Dataset content:
%%
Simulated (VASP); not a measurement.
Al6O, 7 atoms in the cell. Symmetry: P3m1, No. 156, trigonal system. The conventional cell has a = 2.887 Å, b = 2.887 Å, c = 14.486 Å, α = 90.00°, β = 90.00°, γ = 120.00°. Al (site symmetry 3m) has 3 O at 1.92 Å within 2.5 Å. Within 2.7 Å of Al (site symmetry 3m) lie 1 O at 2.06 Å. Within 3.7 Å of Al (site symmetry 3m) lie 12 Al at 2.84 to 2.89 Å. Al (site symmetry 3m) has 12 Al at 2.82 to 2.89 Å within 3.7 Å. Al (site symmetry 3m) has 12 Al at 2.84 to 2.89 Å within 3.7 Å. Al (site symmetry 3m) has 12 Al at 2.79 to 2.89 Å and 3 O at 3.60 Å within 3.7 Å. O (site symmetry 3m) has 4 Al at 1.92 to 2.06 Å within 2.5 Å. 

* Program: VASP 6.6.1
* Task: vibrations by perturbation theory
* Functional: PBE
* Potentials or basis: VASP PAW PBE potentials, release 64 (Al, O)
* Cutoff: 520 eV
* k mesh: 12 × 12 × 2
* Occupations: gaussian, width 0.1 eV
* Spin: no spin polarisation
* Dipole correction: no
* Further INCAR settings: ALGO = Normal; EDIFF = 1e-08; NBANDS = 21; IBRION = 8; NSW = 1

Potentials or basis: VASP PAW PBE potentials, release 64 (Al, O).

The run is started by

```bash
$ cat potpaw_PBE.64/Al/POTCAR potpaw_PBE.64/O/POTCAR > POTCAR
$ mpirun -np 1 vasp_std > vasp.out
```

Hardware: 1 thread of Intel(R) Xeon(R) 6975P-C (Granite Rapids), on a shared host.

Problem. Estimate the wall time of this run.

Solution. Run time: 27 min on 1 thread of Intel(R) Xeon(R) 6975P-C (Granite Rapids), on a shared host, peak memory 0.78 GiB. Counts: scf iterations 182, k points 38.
%%

Repeat, exactly as they stand above, the lines from the line with "no spin polarisation" to the line with "Problem. Estimate the wall time of this run.", both lines included.

* Spin: no spin polarisation
* Dipole correction: no
* Further INCAR settings: ALGO = Normal; EDIFF = 1e-08; NBANDS = 21; IBRION = 8; NSW = 1

Potentials or basis: VASP PAW PBE potentials, release 64 (Al, O).

The run is started by

```bash
$ cat potpaw_PBE.64/Al/POTCAR potpaw_PBE.64/O/POTCAR > POTCAR
$ mpirun -np 1 vasp_std > vasp.out
```

Hardware: 1 thread of Intel(R) Xeon(R) 6975P-C (Granite Rapids), on a shared host.

Problem. Estimate the wall time of this run.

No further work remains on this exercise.